## RECORDED DATA
###
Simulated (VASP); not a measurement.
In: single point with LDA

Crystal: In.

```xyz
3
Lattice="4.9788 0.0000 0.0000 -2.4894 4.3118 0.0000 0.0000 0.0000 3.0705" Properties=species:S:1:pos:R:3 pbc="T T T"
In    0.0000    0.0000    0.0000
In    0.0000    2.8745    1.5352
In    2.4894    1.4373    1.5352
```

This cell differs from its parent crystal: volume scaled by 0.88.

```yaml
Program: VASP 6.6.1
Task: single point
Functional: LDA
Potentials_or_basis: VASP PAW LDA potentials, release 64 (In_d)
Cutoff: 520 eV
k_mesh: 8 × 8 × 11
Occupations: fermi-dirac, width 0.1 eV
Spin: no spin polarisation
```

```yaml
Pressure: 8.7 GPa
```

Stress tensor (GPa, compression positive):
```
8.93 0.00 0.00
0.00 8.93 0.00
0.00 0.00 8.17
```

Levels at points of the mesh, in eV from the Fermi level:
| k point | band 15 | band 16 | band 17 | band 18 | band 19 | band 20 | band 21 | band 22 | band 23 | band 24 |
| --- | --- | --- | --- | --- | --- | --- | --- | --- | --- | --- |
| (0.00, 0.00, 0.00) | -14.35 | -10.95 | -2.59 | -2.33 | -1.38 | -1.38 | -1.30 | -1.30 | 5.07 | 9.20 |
###

Exactly repeat the lines running from the top of the listing to the line bearing "23 | band 24 |", both of those lines included, and only them.

Simulated (VASP); not a measurement.
In: single point with LDA

Crystal: In.

```xyz
3
Lattice="4.9788 0.0000 0.0000 -2.4894 4.3118 0.0000 0.0000 0.0000 3.0705" Properties=species:S:1:pos:R:3 pbc="T T T"
In    0.0000    0.0000    0.0000
In    0.0000    2.8745    1.5352
In    2.4894    1.4373    1.5352
```

This cell differs from its parent crystal: volume scaled by 0.88.

```yaml
Program: VASP 6.6.1
Task: single point
Functional: LDA
Potentials_or_basis: VASP PAW LDA potentials, release 64 (In_d)
Cutoff: 520 eV
k_mesh: 8 × 8 × 11
Occupations: fermi-dirac, width 0.1 eV
Spin: no spin polarisation
```

```yaml
Pressure: 8.7 GPa
```

Stress tensor (GPa, compression positive):
```
8.93 0.00 0.00
0.00 8.93 0.00
0.00 0.00 8.17
```

Levels at points of the mesh, in eV from the Fermi level:
| k point | band 15 | band 16 | band 17 | band 18 | band 19 | band 20 | band 21 | band 22 | band 23 | band 24 |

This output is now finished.